*** Dataset entries Section Begins ***

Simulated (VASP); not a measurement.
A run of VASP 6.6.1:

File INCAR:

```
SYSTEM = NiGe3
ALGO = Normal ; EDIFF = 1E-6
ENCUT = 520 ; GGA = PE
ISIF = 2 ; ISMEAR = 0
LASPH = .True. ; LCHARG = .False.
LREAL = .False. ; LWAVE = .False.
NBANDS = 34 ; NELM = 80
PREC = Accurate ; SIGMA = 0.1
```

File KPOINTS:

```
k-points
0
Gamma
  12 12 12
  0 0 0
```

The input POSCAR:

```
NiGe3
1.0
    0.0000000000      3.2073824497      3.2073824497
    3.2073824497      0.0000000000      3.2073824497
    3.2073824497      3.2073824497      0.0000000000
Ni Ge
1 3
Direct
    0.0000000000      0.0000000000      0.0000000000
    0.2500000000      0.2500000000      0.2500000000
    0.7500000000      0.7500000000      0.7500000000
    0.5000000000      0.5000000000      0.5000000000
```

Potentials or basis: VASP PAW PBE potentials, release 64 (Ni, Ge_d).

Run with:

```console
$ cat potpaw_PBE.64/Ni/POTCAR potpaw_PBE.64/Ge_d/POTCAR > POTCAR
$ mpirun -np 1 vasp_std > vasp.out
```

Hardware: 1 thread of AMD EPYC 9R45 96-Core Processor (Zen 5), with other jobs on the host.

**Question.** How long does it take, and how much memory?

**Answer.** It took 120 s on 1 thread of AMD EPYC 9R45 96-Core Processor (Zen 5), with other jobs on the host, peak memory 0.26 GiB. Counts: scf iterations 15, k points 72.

*** Dataset entries Section Ends ***

Task item:
When you reach the line holding "Hardware: 1 thread" in the records above, begin reproducing exactly, stop after the line holding "how much memory?", and output nothing else.

Exercise solution:
Hardware: 1 thread of AMD EPYC 9R45 96-Core Processor (Zen 5), with other jobs on the host.

**Question.** How long does it take, and how much memory?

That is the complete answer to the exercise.